Give again, word for word, each line from the top of the listing through the line that holds "(2) -9.2 GPa.".

####################

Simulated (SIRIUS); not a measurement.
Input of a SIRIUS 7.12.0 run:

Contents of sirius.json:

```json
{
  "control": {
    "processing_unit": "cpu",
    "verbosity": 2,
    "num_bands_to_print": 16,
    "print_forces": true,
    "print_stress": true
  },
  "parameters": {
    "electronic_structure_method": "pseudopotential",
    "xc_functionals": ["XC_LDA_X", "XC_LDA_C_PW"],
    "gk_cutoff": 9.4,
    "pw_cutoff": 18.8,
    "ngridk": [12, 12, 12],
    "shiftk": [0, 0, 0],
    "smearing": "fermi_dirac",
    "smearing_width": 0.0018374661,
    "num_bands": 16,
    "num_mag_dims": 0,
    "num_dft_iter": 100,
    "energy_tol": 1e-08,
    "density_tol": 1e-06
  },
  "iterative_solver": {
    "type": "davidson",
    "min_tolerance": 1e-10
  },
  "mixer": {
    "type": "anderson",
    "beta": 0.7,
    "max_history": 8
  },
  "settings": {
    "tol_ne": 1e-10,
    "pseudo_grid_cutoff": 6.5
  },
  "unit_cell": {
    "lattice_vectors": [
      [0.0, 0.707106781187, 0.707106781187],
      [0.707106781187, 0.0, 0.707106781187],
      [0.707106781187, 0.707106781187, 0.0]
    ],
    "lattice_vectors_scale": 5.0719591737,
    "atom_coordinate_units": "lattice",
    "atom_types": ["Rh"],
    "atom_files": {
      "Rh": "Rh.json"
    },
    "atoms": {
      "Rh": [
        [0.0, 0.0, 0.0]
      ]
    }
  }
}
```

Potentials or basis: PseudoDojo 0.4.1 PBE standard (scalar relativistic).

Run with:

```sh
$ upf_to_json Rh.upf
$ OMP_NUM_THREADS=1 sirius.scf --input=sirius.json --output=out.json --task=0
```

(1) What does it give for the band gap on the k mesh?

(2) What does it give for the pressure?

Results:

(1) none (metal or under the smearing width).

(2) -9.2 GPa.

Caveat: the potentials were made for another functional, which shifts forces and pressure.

####################

## ANSWER BOX
Simulated (SIRIUS); not a measurement.
Input of a SIRIUS 7.12.0 run:

Contents of sirius.json:

```json
{
  "control": {
    "processing_unit": "cpu",
    "verbosity": 2,
    "num_bands_to_print": 16,
    "print_forces": true,
    "print_stress": true
  },
  "parameters": {
    "electronic_structure_method": "pseudopotential",
    "xc_functionals": ["XC_LDA_X", "XC_LDA_C_PW"],
    "gk_cutoff": 9.4,
    "pw_cutoff": 18.8,
    "ngridk": [12, 12, 12],
    "shiftk": [0, 0, 0],
    "smearing": "fermi_dirac",
    "smearing_width": 0.0018374661,
    "num_bands": 16,
    "num_mag_dims": 0,
    "num_dft_iter": 100,
    "energy_tol": 1e-08,
    "density_tol": 1e-06
  },
  "iterative_solver": {
    "type": "davidson",
    "min_tolerance": 1e-10
  },
  "mixer": {
    "type": "anderson",
    "beta": 0.7,
    "max_history": 8
  },
  "settings": {
    "tol_ne": 1e-10,
    "pseudo_grid_cutoff": 6.5
  },
  "unit_cell": {
    "lattice_vectors": [
      [0.0, 0.707106781187, 0.707106781187],
      [0.707106781187, 0.0, 0.707106781187],
      [0.707106781187, 0.707106781187, 0.0]
    ],
    "lattice_vectors_scale": 5.0719591737,
    "atom_coordinate_units": "lattice",
    "atom_types": ["Rh"],
    "atom_files": {
      "Rh": "Rh.json"
    },
    "atoms": {
      "Rh": [
        [0.0, 0.0, 0.0]
      ]
    }
  }
}
```

Potentials or basis: PseudoDojo 0.4.1 PBE standard (scalar relativistic).

Run with:

```sh
$ upf_to_json Rh.upf
$ OMP_NUM_THREADS=1 sirius.scf --input=sirius.json --output=out.json --task=0
```

(1) What does it give for the band gap on the k mesh?

(2) What does it give for the pressure?

Results:

(1) none (metal or under the smearing width).

(2) -9.2 GPa.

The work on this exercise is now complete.